- [Work task] Locate, in the data below, the line that contains "# PbSe: LAPW beside PAW" and the line that contains "Aim: solve PbSe"; reproduce exactly those two lines and every line between them, nothing more.

- [Record set]
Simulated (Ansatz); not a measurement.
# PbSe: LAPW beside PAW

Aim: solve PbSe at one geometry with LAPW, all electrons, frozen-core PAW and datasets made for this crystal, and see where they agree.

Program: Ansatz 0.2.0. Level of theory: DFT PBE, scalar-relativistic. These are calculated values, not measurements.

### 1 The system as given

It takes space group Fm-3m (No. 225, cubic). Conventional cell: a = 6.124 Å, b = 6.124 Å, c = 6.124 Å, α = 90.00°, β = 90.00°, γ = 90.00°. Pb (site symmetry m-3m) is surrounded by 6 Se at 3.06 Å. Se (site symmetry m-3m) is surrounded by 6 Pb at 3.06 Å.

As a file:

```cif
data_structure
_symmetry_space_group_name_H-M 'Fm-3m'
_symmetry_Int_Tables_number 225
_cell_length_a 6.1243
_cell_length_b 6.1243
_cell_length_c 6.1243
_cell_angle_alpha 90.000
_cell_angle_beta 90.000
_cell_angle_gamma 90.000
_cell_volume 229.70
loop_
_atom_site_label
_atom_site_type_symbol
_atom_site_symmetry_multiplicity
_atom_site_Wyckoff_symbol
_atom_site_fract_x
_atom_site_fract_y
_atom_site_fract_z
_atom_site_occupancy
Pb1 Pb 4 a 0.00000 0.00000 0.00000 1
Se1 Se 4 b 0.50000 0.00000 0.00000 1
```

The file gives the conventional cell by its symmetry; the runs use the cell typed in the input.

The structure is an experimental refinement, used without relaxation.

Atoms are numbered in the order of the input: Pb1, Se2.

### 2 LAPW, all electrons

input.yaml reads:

- [Your response]
# PbSe: LAPW beside PAW

Aim: solve PbSe at one geometry with LAPW, all electrons, frozen-core PAW and datasets made for this crystal, and see where they agree.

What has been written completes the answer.